**Extracted entries**:
___
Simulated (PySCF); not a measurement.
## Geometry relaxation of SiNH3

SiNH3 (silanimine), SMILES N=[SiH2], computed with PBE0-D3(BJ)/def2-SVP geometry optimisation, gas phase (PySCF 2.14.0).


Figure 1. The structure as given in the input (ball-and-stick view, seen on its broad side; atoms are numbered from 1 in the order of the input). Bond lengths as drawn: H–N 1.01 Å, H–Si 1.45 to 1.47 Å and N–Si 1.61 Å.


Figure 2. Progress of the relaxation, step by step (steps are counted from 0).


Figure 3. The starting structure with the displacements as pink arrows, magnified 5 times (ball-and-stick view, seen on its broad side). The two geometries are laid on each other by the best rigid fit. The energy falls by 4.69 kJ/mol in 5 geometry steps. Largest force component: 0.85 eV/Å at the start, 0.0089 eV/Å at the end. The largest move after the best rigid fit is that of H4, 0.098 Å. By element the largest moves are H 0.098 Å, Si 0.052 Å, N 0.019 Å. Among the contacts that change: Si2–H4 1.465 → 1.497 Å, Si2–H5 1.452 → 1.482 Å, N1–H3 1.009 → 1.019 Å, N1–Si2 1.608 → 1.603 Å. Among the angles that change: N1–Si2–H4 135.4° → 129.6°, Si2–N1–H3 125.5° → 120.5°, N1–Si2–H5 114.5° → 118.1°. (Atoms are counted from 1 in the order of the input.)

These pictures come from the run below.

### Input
___

**Work task**: Give every entry again, character for character.

**Result**:
Simulated (PySCF); not a measurement.
## Geometry relaxation of SiNH3

SiNH3 (silanimine), SMILES N=[SiH2], computed with PBE0-D3(BJ)/def2-SVP geometry optimisation, gas phase (PySCF 2.14.0).


Figure 1. The structure as given in the input (ball-and-stick view, seen on its broad side; atoms are numbered from 1 in the order of the input). Bond lengths as drawn: H–N 1.01 Å, H–Si 1.45 to 1.47 Å and N–Si 1.61 Å.


Figure 2. Progress of the relaxation, step by step (steps are counted from 0).


Figure 3. The starting structure with the displacements as pink arrows, magnified 5 times (ball-and-stick view, seen on its broad side). The two geometries are laid on each other by the best rigid fit. The energy falls by 4.69 kJ/mol in 5 geometry steps. Largest force component: 0.85 eV/Å at the start, 0.0089 eV/Å at the end. The largest move after the best rigid fit is that of H4, 0.098 Å. By element the largest moves are H 0.098 Å, Si 0.052 Å, N 0.019 Å. Among the contacts that change: Si2–H4 1.465 → 1.497 Å, Si2–H5 1.452 → 1.482 Å, N1–H3 1.009 → 1.019 Å, N1–Si2 1.608 → 1.603 Å. Among the angles that change: N1–Si2–H4 135.4° → 129.6°, Si2–N1–H3 125.5° → 120.5°, N1–Si2–H5 114.5° → 118.1°. (Atoms are counted from 1 in the order of the input.)

These pictures come from the run below.

### Input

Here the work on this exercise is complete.